> _Required action_:
Starting with the first line of the records, write out each line exactly until you have included the line containing "These are results".

:::

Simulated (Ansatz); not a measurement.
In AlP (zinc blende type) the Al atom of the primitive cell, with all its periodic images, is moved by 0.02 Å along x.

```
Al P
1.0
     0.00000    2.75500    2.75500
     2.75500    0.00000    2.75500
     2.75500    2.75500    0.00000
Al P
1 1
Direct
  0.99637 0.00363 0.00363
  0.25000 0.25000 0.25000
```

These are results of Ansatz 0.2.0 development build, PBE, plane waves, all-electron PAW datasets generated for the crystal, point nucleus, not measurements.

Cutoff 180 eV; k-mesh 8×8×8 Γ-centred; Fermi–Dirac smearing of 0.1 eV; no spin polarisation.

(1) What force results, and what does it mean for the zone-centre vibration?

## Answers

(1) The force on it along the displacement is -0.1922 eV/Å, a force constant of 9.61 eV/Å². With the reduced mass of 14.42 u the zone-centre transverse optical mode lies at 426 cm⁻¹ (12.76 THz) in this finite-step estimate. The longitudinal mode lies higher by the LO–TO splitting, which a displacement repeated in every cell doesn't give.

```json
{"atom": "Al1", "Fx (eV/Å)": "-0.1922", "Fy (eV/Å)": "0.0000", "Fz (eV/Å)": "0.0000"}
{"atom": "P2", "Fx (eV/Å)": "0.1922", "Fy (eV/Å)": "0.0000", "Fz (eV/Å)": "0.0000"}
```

:::

> _Exercise solution_:
Simulated (Ansatz); not a measurement.
In AlP (zinc blende type) the Al atom of the primitive cell, with all its periodic images, is moved by 0.02 Å along x.

```
Al P
1.0
     0.00000    2.75500    2.75500
     2.75500    0.00000    2.75500
     2.75500    2.75500    0.00000
Al P
1 1
Direct
  0.99637 0.00363 0.00363
  0.25000 0.25000 0.25000
```

These are results of Ansatz 0.2.0 development build, PBE, plane waves, all-electron PAW datasets generated for the crystal, point nucleus, not measurements.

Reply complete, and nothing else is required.